**INFORMATION PROVIDED**
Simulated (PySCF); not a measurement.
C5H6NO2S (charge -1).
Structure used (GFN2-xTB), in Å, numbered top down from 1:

**ASSIGNMENT**
Transcribe all of the data exactly, leaving no line out.

**WRITTEN REPLY**
Simulated (PySCF); not a measurement.
C5H6NO2S (charge -1).
Structure used (GFN2-xTB), in Å, numbered top down from 1:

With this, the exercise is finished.